####################

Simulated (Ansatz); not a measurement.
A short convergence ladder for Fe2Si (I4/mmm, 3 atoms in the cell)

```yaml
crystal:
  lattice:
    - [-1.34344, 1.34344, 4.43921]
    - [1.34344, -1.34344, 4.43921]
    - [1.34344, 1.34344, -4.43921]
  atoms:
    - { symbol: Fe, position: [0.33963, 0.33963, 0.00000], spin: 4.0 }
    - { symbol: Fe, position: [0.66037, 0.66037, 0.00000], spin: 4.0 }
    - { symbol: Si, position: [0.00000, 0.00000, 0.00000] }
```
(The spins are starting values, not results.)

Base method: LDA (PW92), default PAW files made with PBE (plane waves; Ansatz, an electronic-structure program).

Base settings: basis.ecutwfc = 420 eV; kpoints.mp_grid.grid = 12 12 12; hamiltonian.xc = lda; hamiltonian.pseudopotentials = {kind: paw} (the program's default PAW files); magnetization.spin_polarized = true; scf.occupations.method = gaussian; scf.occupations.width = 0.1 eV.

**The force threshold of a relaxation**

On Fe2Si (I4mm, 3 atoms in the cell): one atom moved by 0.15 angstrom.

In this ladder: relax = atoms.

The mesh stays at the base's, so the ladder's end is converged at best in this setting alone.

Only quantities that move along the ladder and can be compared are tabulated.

####################

■ **REQUIREMENT**
Retype each entry exactly.

■ **TASK SOLUTION**
Simulated (Ansatz); not a measurement.
A short convergence ladder for Fe2Si (I4/mmm, 3 atoms in the cell)

```yaml
crystal:
  lattice:
    - [-1.34344, 1.34344, 4.43921]
    - [1.34344, -1.34344, 4.43921]
    - [1.34344, 1.34344, -4.43921]
  atoms:
    - { symbol: Fe, position: [0.33963, 0.33963, 0.00000], spin: 4.0 }
    - { symbol: Fe, position: [0.66037, 0.66037, 0.00000], spin: 4.0 }
    - { symbol: Si, position: [0.00000, 0.00000, 0.00000] }
```
(The spins are starting values, not results.)

Base method: LDA (PW92), default PAW files made with PBE (plane waves; Ansatz, an electronic-structure program).

Base settings: basis.ecutwfc = 420 eV; kpoints.mp_grid.grid = 12 12 12; hamiltonian.xc = lda; hamiltonian.pseudopotentials = {kind: paw} (the program's default PAW files); magnetization.spin_polarized = true; scf.occupations.method = gaussian; scf.occupations.width = 0.1 eV.

**The force threshold of a relaxation**

On Fe2Si (I4mm, 3 atoms in the cell): one atom moved by 0.15 angstrom.

In this ladder: relax = atoms.

The mesh stays at the base's, so the ladder's end is converged at best in this setting alone.

Only quantities that move along the ladder and can be compared are tabulated.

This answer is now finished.